**Supplied records:**
((
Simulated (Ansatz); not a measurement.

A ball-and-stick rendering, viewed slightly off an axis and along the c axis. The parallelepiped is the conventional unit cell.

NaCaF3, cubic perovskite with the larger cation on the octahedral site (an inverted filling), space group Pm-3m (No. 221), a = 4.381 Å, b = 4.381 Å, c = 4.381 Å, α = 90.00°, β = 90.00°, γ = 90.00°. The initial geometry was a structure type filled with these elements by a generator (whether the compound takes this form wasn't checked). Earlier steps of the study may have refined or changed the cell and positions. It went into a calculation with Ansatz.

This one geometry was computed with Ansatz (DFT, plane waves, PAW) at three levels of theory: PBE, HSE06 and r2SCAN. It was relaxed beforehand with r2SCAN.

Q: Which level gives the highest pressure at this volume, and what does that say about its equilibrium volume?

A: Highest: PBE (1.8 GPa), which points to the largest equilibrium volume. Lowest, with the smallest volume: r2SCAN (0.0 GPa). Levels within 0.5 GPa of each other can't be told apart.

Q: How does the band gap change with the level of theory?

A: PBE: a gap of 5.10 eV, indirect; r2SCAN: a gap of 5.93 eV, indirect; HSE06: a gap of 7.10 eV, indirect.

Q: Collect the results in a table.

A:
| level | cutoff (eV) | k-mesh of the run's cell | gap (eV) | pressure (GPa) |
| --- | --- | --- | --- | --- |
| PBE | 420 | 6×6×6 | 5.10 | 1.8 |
))

**Work task:**
Your answer should be exactly the lines of the data above, from the first through the line containing "A ball-and-stick rendering, viewed".

**Result:**
Simulated (Ansatz); not a measurement.

A ball-and-stick rendering, viewed slightly off an axis and along the c axis. The parallelepiped is the conventional unit cell.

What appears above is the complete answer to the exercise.